BEGIN
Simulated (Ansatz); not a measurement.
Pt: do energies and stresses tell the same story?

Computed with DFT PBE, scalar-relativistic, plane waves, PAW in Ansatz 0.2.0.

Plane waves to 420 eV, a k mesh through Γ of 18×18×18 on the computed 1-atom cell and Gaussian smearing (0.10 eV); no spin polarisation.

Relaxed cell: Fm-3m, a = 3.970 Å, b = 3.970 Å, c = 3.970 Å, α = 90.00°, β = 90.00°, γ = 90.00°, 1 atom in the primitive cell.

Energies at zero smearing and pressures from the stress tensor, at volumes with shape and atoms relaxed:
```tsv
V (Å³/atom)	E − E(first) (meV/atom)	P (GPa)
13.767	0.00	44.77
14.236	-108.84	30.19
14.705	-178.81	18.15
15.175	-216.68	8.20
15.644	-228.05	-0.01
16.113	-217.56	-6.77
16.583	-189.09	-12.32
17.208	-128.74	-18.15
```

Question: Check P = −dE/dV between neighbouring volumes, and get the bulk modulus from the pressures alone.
END

◆ **Brief**: Working from the listing above, give it again word for word.

◆ **Solution**:
Simulated (Ansatz); not a measurement.
Pt: do energies and stresses tell the same story?

Computed with DFT PBE, scalar-relativistic, plane waves, PAW in Ansatz 0.2.0.

Plane waves to 420 eV, a k mesh through Γ of 18×18×18 on the computed 1-atom cell and Gaussian smearing (0.10 eV); no spin polarisation.

Relaxed cell: Fm-3m, a = 3.970 Å, b = 3.970 Å, c = 3.970 Å, α = 90.00°, β = 90.00°, γ = 90.00°, 1 atom in the primitive cell.

Energies at zero smearing and pressures from the stress tensor, at volumes with shape and atoms relaxed:
```tsv
V (Å³/atom)	E − E(first) (meV/atom)	P (GPa)
13.767	0.00	44.77
14.236	-108.84	30.19
14.705	-178.81	18.15
15.175	-216.68	8.20
15.644	-228.05	-0.01
16.113	-217.56	-6.77
16.583	-189.09	-12.32
17.208	-128.74	-18.15
```

Question: Check P = −dE/dV between neighbouring volumes, and get the bulk modulus from the pressures alone.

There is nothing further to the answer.